▶ **Task item**:
Exactly as written, transcribe the data that follows.

○ ○ ○ ○ ○ ○ ○
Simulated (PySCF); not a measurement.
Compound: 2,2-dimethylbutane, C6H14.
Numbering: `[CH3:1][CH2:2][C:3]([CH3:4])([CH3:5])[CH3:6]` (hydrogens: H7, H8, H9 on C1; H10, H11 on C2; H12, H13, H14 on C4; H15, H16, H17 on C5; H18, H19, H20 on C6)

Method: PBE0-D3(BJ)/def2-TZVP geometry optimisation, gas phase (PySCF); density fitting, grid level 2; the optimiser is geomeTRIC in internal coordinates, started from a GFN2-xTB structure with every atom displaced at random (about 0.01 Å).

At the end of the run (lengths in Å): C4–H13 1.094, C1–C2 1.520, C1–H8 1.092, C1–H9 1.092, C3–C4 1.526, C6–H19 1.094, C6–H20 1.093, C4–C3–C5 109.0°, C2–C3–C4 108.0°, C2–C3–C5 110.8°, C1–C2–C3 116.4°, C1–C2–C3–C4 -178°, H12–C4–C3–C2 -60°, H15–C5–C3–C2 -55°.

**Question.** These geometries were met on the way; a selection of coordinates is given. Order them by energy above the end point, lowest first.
○ ○ ○ ○ ○ ○ ○

▶ **Task result**:
Simulated (PySCF); not a measurement.
Compound: 2,2-dimethylbutane, C6H14.
Numbering: `[CH3:1][CH2:2][C:3]([CH3:4])([CH3:5])[CH3:6]` (hydrogens: H7, H8, H9 on C1; H10, H11 on C2; H12, H13, H14 on C4; H15, H16, H17 on C5; H18, H19, H20 on C6)

Method: PBE0-D3(BJ)/def2-TZVP geometry optimisation, gas phase (PySCF); density fitting, grid level 2; the optimiser is geomeTRIC in internal coordinates, started from a GFN2-xTB structure with every atom displaced at random (about 0.01 Å).

At the end of the run (lengths in Å): C4–H13 1.094, C1–C2 1.520, C1–H8 1.092, C1–H9 1.092, C3–C4 1.526, C6–H19 1.094, C6–H20 1.093, C4–C3–C5 109.0°, C2–C3–C4 108.0°, C2–C3–C5 110.8°, C1–C2–C3 116.4°, C1–C2–C3–C4 -178°, H12–C4–C3–C2 -60°, H15–C5–C3–C2 -55°.

**Question.** These geometries were met on the way; a selection of coordinates is given. Order them by energy above the end point, lowest first.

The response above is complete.